• _Assignment_
In the entries that follow, find the line containing "Question: What changed between the two?", then output exactly every line from the first through that one.

• _Listed entries_
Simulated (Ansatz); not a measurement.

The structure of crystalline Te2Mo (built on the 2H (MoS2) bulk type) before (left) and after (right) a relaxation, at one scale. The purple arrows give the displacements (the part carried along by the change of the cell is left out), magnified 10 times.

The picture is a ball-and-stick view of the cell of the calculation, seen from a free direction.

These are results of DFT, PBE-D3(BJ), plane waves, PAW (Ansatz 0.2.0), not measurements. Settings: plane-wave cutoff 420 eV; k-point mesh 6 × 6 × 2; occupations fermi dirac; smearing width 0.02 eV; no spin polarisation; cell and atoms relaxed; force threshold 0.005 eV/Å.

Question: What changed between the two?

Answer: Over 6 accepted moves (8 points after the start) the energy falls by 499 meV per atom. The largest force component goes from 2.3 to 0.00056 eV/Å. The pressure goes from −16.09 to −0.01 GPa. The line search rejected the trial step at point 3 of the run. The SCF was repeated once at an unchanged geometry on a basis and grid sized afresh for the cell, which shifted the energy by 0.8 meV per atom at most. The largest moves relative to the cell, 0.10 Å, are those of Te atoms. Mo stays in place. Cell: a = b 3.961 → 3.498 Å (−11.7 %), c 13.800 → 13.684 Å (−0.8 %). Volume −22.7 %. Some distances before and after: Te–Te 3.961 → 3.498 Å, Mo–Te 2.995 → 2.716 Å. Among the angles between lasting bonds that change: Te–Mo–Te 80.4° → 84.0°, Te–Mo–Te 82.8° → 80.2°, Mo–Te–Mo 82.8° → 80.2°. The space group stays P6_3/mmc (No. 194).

• _Written answer_
Simulated (Ansatz); not a measurement.

The structure of crystalline Te2Mo (built on the 2H (MoS2) bulk type) before (left) and after (right) a relaxation, at one scale. The purple arrows give the displacements (the part carried along by the change of the cell is left out), magnified 10 times.

The picture is a ball-and-stick view of the cell of the calculation, seen from a free direction.

These are results of DFT, PBE-D3(BJ), plane waves, PAW (Ansatz 0.2.0), not measurements. Settings: plane-wave cutoff 420 eV; k-point mesh 6 × 6 × 2; occupations fermi dirac; smearing width 0.02 eV; no spin polarisation; cell and atoms relaxed; force threshold 0.005 eV/Å.

Question: What changed between the two?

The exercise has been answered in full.